## Work order:
Reproduce the opening lines of the records exactly, up to and including the line in which "Simulation results for" occurs.

Data listing section start

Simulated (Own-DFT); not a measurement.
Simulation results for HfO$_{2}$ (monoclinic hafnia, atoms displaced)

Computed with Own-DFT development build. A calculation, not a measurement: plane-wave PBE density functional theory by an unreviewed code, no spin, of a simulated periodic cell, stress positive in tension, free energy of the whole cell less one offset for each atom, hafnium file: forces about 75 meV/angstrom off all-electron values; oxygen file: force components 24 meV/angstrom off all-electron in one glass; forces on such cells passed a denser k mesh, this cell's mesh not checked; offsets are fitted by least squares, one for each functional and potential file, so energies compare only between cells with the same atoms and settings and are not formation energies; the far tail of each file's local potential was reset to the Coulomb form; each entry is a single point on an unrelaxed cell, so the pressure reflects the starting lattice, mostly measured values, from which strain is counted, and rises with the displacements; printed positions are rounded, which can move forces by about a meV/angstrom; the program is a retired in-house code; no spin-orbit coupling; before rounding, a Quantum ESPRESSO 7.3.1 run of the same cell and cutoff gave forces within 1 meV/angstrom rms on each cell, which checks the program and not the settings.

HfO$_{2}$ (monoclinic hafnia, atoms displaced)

Data listing section end

## Task output:
Simulated (Own-DFT); not a measurement.
Simulation results for HfO$_{2}$ (monoclinic hafnia, atoms displaced)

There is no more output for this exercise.